[Opening Extracted information section]

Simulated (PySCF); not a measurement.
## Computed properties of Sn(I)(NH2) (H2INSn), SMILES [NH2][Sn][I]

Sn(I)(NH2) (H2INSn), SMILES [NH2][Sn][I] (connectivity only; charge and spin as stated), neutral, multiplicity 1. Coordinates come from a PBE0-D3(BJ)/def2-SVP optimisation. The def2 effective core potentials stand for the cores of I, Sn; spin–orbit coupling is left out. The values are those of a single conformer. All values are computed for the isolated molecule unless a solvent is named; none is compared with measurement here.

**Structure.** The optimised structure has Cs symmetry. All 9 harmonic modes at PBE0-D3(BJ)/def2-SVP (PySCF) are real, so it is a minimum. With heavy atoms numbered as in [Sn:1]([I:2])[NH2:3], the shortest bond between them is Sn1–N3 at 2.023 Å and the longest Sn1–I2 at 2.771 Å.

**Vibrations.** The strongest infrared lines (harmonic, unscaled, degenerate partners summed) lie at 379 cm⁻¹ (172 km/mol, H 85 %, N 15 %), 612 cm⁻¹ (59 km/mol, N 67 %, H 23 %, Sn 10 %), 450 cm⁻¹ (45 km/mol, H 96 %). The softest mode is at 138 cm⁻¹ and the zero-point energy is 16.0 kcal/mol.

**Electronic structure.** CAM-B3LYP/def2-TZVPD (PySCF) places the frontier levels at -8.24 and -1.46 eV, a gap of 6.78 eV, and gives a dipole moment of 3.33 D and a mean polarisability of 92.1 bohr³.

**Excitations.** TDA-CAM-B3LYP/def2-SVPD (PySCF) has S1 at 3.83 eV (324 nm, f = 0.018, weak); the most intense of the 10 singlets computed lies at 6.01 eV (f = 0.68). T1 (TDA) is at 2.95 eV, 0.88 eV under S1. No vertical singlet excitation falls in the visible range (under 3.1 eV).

[Closing Extracted information section]

#### Work item
From the listing above, repeat exactly the lines starting at the line that includes "is 16.0 kcal/mol." and ending at the line that includes "of 92.1 bohr³.", with nothing outside that span.

#### Written response
**Vibrations.** The strongest infrared lines (harmonic, unscaled, degenerate partners summed) lie at 379 cm⁻¹ (172 km/mol, H 85 %, N 15 %), 612 cm⁻¹ (59 km/mol, N 67 %, H 23 %, Sn 10 %), 450 cm⁻¹ (45 km/mol, H 96 %). The softest mode is at 138 cm⁻¹ and the zero-point energy is 16.0 kcal/mol.

**Electronic structure.** CAM-B3LYP/def2-TZVPD (PySCF) places the frontier levels at -8.24 and -1.46 eV, a gap of 6.78 eV, and gives a dipole moment of 3.33 D and a mean polarisability of 92.1 bohr³.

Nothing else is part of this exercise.